INFORMATION GIVEN START

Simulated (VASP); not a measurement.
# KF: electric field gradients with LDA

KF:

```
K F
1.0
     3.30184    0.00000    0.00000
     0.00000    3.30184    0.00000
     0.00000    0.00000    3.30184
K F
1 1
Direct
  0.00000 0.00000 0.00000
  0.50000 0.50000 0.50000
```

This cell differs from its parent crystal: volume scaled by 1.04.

INFORMATION GIVEN END

All the records above need to be printed exactly.

[RESPONSE]:
Simulated (VASP); not a measurement.
# KF: electric field gradients with LDA

KF:

```
K F
1.0
     3.30184    0.00000    0.00000
     0.00000    3.30184    0.00000
     0.00000    0.00000    3.30184
K F
1 1
Direct
  0.00000 0.00000 0.00000
  0.50000 0.50000 0.50000
```

This cell differs from its parent crystal: volume scaled by 1.04.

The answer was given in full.